The records need to be set down again exactly as they appear.

———

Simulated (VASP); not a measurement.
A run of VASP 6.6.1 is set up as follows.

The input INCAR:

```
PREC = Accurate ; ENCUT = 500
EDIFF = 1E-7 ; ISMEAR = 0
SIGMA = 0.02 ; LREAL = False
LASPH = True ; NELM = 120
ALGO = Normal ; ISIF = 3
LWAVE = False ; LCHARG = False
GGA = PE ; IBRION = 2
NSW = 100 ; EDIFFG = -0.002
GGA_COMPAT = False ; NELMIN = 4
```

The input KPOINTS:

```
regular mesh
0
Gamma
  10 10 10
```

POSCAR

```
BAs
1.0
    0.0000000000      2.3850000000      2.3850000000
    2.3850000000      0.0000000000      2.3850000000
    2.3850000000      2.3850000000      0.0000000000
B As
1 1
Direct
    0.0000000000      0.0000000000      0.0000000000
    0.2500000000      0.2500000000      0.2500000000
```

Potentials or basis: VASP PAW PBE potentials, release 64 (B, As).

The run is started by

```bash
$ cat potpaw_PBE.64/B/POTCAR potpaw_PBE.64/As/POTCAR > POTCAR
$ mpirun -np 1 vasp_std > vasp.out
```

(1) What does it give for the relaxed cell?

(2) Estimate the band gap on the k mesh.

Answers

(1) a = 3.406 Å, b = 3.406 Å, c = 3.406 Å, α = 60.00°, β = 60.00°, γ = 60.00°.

———

Exercise output:
Simulated (VASP); not a measurement.
A run of VASP 6.6.1 is set up as follows.

The input INCAR:

```
PREC = Accurate ; ENCUT = 500
EDIFF = 1E-7 ; ISMEAR = 0
SIGMA = 0.02 ; LREAL = False
LASPH = True ; NELM = 120
ALGO = Normal ; ISIF = 3
LWAVE = False ; LCHARG = False
GGA = PE ; IBRION = 2
NSW = 100 ; EDIFFG = -0.002
GGA_COMPAT = False ; NELMIN = 4
```

The input KPOINTS:

```
regular mesh
0
Gamma
  10 10 10
```

POSCAR

```
BAs
1.0
    0.0000000000      2.3850000000      2.3850000000
    2.3850000000      0.0000000000      2.3850000000
    2.3850000000      2.3850000000      0.0000000000
B As
1 1
Direct
    0.0000000000      0.0000000000      0.0000000000
    0.2500000000      0.2500000000      0.2500000000
```

Potentials or basis: VASP PAW PBE potentials, release 64 (B, As).

The run is started by

```bash
$ cat potpaw_PBE.64/B/POTCAR potpaw_PBE.64/As/POTCAR > POTCAR
$ mpirun -np 1 vasp_std > vasp.out
```

(1) What does it give for the relaxed cell?

(2) Estimate the band gap on the k mesh.

Answers

(1) a = 3.406 Å, b = 3.406 Å, c = 3.406 Å, α = 60.00°, β = 60.00°, γ = 60.00°.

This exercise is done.